> _Dataset entries_
---+---

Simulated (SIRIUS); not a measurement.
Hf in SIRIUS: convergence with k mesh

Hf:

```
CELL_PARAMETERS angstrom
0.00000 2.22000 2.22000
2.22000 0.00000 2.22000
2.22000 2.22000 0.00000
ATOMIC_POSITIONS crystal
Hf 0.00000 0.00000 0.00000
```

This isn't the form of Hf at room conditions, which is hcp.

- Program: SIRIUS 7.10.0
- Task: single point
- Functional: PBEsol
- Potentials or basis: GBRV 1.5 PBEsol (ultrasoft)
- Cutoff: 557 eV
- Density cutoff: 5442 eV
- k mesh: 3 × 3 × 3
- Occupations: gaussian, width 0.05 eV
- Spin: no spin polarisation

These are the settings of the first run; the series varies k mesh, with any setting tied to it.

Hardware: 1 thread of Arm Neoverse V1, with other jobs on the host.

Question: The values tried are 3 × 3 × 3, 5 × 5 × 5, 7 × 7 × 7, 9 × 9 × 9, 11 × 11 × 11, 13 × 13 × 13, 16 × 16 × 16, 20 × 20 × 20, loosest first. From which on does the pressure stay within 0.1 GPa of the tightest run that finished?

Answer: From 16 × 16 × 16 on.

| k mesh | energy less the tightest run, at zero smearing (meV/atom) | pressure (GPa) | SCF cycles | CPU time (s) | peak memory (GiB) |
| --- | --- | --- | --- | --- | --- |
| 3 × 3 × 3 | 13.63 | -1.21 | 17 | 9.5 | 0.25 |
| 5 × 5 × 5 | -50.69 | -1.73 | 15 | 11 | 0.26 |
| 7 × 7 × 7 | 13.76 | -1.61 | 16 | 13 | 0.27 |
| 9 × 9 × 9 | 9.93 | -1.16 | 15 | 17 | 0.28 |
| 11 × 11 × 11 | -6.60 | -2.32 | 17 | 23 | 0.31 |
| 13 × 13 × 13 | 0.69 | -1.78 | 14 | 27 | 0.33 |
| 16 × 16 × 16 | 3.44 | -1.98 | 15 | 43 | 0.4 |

---+---

> _Activity_
Among the records above, a stretch begins at the line containing "memory (GiB) |" and ends at the line containing "11 | 0.26 |". Restate that stretch word for word, and nothing else.

> _Worked solution_
| k mesh | energy less the tightest run, at zero smearing (meV/atom) | pressure (GPa) | SCF cycles | CPU time (s) | peak memory (GiB) |
| --- | --- | --- | --- | --- | --- |
| 3 × 3 × 3 | 13.63 | -1.21 | 17 | 9.5 | 0.25 |
| 5 × 5 × 5 | -50.69 | -1.73 | 15 | 11 | 0.26 |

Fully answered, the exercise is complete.